_Requirement_:
The entries are to be returned exactly as written.

▼

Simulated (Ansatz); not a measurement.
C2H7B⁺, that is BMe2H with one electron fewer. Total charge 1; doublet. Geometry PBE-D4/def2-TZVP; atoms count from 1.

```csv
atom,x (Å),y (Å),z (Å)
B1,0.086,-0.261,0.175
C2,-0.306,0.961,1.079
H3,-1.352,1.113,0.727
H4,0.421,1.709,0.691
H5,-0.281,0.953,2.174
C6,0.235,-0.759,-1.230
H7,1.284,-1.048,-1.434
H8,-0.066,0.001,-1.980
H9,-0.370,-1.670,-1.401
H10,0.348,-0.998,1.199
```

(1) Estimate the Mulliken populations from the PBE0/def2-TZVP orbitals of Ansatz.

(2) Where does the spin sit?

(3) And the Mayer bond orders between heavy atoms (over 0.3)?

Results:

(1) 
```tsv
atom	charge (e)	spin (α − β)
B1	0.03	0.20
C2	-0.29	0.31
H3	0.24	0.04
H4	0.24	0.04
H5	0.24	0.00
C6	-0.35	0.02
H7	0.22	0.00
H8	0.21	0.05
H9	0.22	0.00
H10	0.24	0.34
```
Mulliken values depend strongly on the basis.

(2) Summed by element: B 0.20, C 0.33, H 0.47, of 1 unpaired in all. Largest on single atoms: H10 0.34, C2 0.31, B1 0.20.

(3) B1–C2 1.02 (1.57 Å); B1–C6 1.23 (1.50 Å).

▲

_Response area_:
Simulated (Ansatz); not a measurement.
C2H7B⁺, that is BMe2H with one electron fewer. Total charge 1; doublet. Geometry PBE-D4/def2-TZVP; atoms count from 1.

```csv
atom,x (Å),y (Å),z (Å)
B1,0.086,-0.261,0.175
C2,-0.306,0.961,1.079
H3,-1.352,1.113,0.727
H4,0.421,1.709,0.691
H5,-0.281,0.953,2.174
C6,0.235,-0.759,-1.230
H7,1.284,-1.048,-1.434
H8,-0.066,0.001,-1.980
H9,-0.370,-1.670,-1.401
H10,0.348,-0.998,1.199
```

(1) Estimate the Mulliken populations from the PBE0/def2-TZVP orbitals of Ansatz.

(2) Where does the spin sit?

(3) And the Mayer bond orders between heavy atoms (over 0.3)?

Results:

(1) 
```tsv
atom	charge (e)	spin (α − β)
B1	0.03	0.20
C2	-0.29	0.31
H3	0.24	0.04
H4	0.24	0.04
H5	0.24	0.00
C6	-0.35	0.02
H7	0.22	0.00
H8	0.21	0.05
H9	0.22	0.00
H10	0.24	0.34
```
Mulliken values depend strongly on the basis.

(2) Summed by element: B 0.20, C 0.33, H 0.47, of 1 unpaired in all. Largest on single atoms: H10 0.34, C2 0.31, B1 0.20.

(3) B1–C2 1.02 (1.57 Å); B1–C6 1.23 (1.50 Å).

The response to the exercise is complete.